Work instruction: Repeat the records exactly. Every line must match.

Given records:
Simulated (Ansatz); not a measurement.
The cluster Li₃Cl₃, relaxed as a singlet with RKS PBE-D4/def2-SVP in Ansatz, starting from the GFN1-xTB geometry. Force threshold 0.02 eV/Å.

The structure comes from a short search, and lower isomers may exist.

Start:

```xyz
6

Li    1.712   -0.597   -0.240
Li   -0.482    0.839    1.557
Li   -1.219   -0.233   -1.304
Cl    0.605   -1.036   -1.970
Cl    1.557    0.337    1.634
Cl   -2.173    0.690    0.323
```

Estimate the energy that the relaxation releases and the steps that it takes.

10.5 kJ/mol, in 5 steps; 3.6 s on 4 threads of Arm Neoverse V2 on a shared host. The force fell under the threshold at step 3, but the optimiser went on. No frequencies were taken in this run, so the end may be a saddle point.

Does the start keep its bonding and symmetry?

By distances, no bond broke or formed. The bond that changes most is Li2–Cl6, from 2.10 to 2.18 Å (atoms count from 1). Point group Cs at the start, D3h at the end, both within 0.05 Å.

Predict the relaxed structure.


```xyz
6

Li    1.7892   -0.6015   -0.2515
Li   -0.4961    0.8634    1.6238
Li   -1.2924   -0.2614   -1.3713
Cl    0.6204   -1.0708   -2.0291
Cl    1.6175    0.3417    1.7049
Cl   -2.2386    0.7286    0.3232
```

Answer box:
Simulated (Ansatz); not a measurement.
The cluster Li₃Cl₃, relaxed as a singlet with RKS PBE-D4/def2-SVP in Ansatz, starting from the GFN1-xTB geometry. Force threshold 0.02 eV/Å.

The structure comes from a short search, and lower isomers may exist.

Start:

```xyz
6

Li    1.712   -0.597   -0.240
Li   -0.482    0.839    1.557
Li   -1.219   -0.233   -1.304
Cl    0.605   -1.036   -1.970
Cl    1.557    0.337    1.634
Cl   -2.173    0.690    0.323
```

Estimate the energy that the relaxation releases and the steps that it takes.

10.5 kJ/mol, in 5 steps; 3.6 s on 4 threads of Arm Neoverse V2 on a shared host. The force fell under the threshold at step 3, but the optimiser went on. No frequencies were taken in this run, so the end may be a saddle point.

Does the start keep its bonding and symmetry?

By distances, no bond broke or formed. The bond that changes most is Li2–Cl6, from 2.10 to 2.18 Å (atoms count from 1). Point group Cs at the start, D3h at the end, both within 0.05 Å.

Predict the relaxed structure.


```xyz
6

Li    1.7892   -0.6015   -0.2515
Li   -0.4961    0.8634    1.6238
Li   -1.2924   -0.2614   -1.3713
Cl    0.6204   -1.0708   -2.0291
Cl    1.6175    0.3417    1.7049
Cl   -2.2386    0.7286    0.3232
```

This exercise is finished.